- Work order
Begin at the top of the following data. Copy each line exactly until you have copied the line containing "The structure derives".

== == ==
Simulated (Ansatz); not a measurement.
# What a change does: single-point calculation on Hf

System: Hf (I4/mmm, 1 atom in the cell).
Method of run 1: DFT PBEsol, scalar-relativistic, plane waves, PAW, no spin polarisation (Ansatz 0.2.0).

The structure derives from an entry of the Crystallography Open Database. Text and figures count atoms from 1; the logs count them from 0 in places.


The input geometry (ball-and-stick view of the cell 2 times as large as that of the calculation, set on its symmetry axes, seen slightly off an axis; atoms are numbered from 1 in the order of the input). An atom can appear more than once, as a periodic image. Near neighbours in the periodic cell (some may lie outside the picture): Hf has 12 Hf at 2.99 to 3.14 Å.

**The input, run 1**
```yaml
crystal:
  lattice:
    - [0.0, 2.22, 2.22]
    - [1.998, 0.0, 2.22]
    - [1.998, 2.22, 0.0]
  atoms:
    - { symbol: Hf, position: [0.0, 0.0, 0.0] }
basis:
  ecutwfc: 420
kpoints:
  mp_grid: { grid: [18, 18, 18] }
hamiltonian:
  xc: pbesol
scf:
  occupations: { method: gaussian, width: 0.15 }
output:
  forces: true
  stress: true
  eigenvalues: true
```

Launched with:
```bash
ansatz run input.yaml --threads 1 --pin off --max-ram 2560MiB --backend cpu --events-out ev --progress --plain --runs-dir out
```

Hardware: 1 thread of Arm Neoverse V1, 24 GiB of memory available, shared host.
== == ==

- Worked solution
Simulated (Ansatz); not a measurement.
# What a change does: single-point calculation on Hf

System: Hf (I4/mmm, 1 atom in the cell).
Method of run 1: DFT PBEsol, scalar-relativistic, plane waves, PAW, no spin polarisation (Ansatz 0.2.0).

The structure derives from an entry of the Crystallography Open Database. Text and figures count atoms from 1; the logs count them from 0 in places.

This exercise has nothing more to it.